Work task
Make your reply a word-for-word repeat of the records.

---------- Dataset entries ----------

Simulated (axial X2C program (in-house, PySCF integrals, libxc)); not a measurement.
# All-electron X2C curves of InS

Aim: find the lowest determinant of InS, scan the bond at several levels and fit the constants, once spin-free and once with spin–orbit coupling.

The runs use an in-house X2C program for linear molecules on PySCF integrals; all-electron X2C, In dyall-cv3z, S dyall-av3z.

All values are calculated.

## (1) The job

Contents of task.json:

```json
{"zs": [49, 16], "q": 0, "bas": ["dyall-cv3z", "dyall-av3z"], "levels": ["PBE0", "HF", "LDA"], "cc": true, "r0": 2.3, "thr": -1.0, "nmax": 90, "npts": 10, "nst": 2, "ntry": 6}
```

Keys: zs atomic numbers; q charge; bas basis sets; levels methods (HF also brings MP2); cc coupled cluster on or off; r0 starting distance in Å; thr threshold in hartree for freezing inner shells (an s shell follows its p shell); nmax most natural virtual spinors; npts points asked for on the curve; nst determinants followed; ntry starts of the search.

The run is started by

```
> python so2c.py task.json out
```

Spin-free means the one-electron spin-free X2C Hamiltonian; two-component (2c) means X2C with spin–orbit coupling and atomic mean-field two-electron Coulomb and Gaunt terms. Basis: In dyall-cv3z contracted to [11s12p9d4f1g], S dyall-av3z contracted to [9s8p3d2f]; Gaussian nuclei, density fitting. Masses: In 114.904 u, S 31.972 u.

----------

Response
Simulated (axial X2C program (in-house, PySCF integrals, libxc)); not a measurement.
# All-electron X2C curves of InS

Aim: find the lowest determinant of InS, scan the bond at several levels and fit the constants, once spin-free and once with spin–orbit coupling.

The runs use an in-house X2C program for linear molecules on PySCF integrals; all-electron X2C, In dyall-cv3z, S dyall-av3z.

All values are calculated.

## (1) The job

Contents of task.json:

```json
{"zs": [49, 16], "q": 0, "bas": ["dyall-cv3z", "dyall-av3z"], "levels": ["PBE0", "HF", "LDA"], "cc": true, "r0": 2.3, "thr": -1.0, "nmax": 90, "npts": 10, "nst": 2, "ntry": 6}
```

Keys: zs atomic numbers; q charge; bas basis sets; levels methods (HF also brings MP2); cc coupled cluster on or off; r0 starting distance in Å; thr threshold in hartree for freezing inner shells (an s shell follows its p shell); nmax most natural virtual spinors; npts points asked for on the curve; nst determinants followed; ntry starts of the search.

The run is started by

```
> python so2c.py task.json out
```

Spin-free means the one-electron spin-free X2C Hamiltonian; two-component (2c) means X2C with spin–orbit coupling and atomic mean-field two-electron Coulomb and Gaunt terms. Basis: In dyall-cv3z contracted to [11s12p9d4f1g], S dyall-av3z contracted to [9s8p3d2f]; Gaussian nuclei, density fitting. Masses: In 114.904 u, S 31.972 u.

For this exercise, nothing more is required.